------------------------------------------------------------------------

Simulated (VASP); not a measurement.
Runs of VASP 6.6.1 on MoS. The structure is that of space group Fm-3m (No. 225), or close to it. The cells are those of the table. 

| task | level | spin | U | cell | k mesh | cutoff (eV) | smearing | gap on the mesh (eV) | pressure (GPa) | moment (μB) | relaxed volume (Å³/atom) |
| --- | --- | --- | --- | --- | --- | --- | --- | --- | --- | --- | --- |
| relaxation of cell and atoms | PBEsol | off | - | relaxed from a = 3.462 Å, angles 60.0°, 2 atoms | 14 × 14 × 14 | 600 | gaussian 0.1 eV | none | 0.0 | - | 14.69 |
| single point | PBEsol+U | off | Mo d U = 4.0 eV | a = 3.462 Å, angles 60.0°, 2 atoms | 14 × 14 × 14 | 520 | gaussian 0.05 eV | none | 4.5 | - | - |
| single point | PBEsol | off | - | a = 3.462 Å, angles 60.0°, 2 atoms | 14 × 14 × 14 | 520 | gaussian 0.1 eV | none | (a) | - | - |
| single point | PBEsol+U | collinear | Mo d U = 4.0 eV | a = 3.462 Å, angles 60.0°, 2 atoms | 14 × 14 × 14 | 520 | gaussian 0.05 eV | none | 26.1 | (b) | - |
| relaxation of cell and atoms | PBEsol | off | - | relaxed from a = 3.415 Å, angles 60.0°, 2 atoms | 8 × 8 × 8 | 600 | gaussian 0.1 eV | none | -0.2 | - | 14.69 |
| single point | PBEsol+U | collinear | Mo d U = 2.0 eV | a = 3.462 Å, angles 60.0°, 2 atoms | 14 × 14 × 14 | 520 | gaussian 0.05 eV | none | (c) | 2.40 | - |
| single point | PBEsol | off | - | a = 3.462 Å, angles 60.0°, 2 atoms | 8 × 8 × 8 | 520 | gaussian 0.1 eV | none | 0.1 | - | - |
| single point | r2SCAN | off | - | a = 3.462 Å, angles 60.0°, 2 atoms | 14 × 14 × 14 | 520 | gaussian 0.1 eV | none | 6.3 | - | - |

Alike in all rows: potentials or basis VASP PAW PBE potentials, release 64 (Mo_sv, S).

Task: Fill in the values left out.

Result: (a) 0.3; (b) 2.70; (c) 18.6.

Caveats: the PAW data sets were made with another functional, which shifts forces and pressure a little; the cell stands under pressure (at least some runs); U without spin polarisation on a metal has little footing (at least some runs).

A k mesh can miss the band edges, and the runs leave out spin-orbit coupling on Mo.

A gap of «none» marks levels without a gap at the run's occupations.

------------------------------------------------------------------------

» **Brief**
Set the entries down again exactly, beginning with their first line and ending with the line that contains "0.0 | - | 14.69 |"; omit all other lines.

» **Problem solution**
Simulated (VASP); not a measurement.
Runs of VASP 6.6.1 on MoS. The structure is that of space group Fm-3m (No. 225), or close to it. The cells are those of the table. 

| task | level | spin | U | cell | k mesh | cutoff (eV) | smearing | gap on the mesh (eV) | pressure (GPa) | moment (μB) | relaxed volume (Å³/atom) |
| --- | --- | --- | --- | --- | --- | --- | --- | --- | --- | --- | --- |
| relaxation of cell and atoms | PBEsol | off | - | relaxed from a = 3.462 Å, angles 60.0°, 2 atoms | 14 × 14 × 14 | 600 | gaussian 0.1 eV | none | 0.0 | - | 14.69 |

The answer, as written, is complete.